→ Data supplied:
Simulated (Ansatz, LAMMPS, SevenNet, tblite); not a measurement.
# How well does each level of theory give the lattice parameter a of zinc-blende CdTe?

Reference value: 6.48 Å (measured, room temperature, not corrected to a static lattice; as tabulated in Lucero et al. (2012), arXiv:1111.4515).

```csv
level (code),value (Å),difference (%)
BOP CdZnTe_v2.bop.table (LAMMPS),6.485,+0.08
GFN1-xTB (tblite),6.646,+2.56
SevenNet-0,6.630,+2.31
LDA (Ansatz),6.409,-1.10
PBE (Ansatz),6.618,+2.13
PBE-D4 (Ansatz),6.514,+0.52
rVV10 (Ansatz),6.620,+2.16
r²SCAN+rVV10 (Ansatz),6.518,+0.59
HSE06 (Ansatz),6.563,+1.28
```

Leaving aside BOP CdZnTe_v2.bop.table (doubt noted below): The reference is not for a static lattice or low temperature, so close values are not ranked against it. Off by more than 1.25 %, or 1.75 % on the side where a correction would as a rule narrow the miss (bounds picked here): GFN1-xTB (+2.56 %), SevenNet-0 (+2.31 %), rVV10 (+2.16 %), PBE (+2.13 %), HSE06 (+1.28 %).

→ Task item: Write out all the material exactly, keeping each word.

→ Your solution:
Simulated (Ansatz, LAMMPS, SevenNet, tblite); not a measurement.
# How well does each level of theory give the lattice parameter a of zinc-blende CdTe?

Reference value: 6.48 Å (measured, room temperature, not corrected to a static lattice; as tabulated in Lucero et al. (2012), arXiv:1111.4515).

```csv
level (code),value (Å),difference (%)
BOP CdZnTe_v2.bop.table (LAMMPS),6.485,+0.08
GFN1-xTB (tblite),6.646,+2.56
SevenNet-0,6.630,+2.31
LDA (Ansatz),6.409,-1.10
PBE (Ansatz),6.618,+2.13
PBE-D4 (Ansatz),6.514,+0.52
rVV10 (Ansatz),6.620,+2.16
r²SCAN+rVV10 (Ansatz),6.518,+0.59
HSE06 (Ansatz),6.563,+1.28
```

Leaving aside BOP CdZnTe_v2.bop.table (doubt noted below): The reference is not for a static lattice or low temperature, so close values are not ranked against it. Off by more than 1.25 %, or 1.75 % on the side where a correction would as a rule narrow the miss (bounds picked here): GFN1-xTB (+2.56 %), SevenNet-0 (+2.31 %), rVV10 (+2.16 %), PBE (+2.13 %), HSE06 (+1.28 %).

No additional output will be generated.